Listed records START

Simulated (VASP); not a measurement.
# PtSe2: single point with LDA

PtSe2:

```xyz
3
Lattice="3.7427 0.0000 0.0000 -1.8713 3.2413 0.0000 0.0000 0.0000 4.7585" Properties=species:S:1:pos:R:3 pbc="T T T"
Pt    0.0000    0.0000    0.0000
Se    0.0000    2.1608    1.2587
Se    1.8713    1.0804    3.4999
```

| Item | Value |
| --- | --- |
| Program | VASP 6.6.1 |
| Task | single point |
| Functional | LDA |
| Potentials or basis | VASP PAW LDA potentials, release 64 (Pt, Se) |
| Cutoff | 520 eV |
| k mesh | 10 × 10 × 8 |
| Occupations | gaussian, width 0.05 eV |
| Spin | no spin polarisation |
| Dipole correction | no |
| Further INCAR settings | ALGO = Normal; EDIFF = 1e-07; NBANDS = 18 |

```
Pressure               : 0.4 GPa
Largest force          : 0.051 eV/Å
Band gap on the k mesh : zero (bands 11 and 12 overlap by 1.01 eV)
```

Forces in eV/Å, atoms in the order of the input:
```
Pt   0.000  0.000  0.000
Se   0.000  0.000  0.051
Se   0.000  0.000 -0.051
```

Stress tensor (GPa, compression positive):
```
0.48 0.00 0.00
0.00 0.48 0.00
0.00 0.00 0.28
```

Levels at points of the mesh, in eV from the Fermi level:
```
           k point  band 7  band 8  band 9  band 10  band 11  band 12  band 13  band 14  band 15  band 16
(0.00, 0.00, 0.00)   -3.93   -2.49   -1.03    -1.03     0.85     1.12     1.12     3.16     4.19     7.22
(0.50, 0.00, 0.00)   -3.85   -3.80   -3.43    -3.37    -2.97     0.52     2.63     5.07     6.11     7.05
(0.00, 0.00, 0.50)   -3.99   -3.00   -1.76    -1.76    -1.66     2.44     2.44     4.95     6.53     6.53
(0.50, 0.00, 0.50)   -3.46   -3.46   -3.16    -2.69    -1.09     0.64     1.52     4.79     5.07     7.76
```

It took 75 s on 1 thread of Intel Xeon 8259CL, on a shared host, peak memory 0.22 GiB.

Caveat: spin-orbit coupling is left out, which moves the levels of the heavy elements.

Listed records END

Work request
Transcribe each line of the data above, unaltered, from the one where "single point |" appears to the one where "correction | no |" appears, inclusive of both.

Exercise response
| Task | single point |
| Functional | LDA |
| Potentials or basis | VASP PAW LDA potentials, release 64 (Pt, Se) |
| Cutoff | 520 eV |
| k mesh | 10 × 10 × 8 |
| Occupations | gaussian, width 0.05 eV |
| Spin | no spin polarisation |
| Dipole correction | no |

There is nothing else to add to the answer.